## Assigned task
Please reproduce exactly the lines from the start of the records through the one containing "Potentials or basis: PseudoDojo", and nothing more.

##### Supplied information

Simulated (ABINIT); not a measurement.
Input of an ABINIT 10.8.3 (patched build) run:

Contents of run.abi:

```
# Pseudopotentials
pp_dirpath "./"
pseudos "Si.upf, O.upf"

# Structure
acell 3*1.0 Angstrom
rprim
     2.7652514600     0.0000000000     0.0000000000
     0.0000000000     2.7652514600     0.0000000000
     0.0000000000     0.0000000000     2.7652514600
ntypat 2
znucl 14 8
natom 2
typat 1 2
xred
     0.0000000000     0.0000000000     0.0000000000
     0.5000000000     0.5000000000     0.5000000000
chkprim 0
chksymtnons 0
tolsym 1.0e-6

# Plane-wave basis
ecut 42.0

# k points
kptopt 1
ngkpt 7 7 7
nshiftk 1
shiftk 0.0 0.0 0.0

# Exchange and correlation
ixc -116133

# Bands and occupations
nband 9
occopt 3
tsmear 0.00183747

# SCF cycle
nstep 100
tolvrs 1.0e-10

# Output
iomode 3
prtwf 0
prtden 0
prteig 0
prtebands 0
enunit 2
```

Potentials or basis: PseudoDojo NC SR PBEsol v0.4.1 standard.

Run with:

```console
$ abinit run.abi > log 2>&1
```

##########

## Written solution
Simulated (ABINIT); not a measurement.
Input of an ABINIT 10.8.3 (patched build) run:

Contents of run.abi:

```
# Pseudopotentials
pp_dirpath "./"
pseudos "Si.upf, O.upf"

# Structure
acell 3*1.0 Angstrom
rprim
     2.7652514600     0.0000000000     0.0000000000
     0.0000000000     2.7652514600     0.0000000000
     0.0000000000     0.0000000000     2.7652514600
ntypat 2
znucl 14 8
natom 2
typat 1 2
xred
     0.0000000000     0.0000000000     0.0000000000
     0.5000000000     0.5000000000     0.5000000000
chkprim 0
chksymtnons 0
tolsym 1.0e-6

# Plane-wave basis
ecut 42.0

# k points
kptopt 1
ngkpt 7 7 7
nshiftk 1
shiftk 0.0 0.0 0.0

# Exchange and correlation
ixc -116133

# Bands and occupations
nband 9
occopt 3
tsmear 0.00183747

# SCF cycle
nstep 100
tolvrs 1.0e-10

# Output
iomode 3
prtwf 0
prtden 0
prteig 0
prtebands 0
enunit 2
```

Potentials or basis: PseudoDojo NC SR PBEsol v0.4.1 standard.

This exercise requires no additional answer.